▶ **Work order**: Produce as output only the lines below starting at the line with "These are equilibrium" and continuing through the line with "Figure: Equilibrium gas", each one exactly as written.

▶ **Record excerpts**:
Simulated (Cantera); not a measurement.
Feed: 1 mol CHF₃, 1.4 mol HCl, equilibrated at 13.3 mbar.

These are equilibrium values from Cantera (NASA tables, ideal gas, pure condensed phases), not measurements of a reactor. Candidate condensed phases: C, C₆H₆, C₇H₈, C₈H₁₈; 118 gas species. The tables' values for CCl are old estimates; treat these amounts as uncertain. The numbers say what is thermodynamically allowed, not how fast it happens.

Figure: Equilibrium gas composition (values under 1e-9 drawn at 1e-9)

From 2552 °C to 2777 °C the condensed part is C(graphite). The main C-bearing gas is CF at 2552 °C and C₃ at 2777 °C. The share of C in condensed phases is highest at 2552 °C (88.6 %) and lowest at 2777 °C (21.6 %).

▶ **Written answer**:
These are equilibrium values from Cantera (NASA tables, ideal gas, pure condensed phases), not measurements of a reactor. Candidate condensed phases: C, C₆H₆, C₇H₈, C₈H₁₈; 118 gas species. The tables' values for CCl are old estimates; treat these amounts as uncertain. The numbers say what is thermodynamically allowed, not how fast it happens.

Figure: Equilibrium gas composition (values under 1e-9 drawn at 1e-9)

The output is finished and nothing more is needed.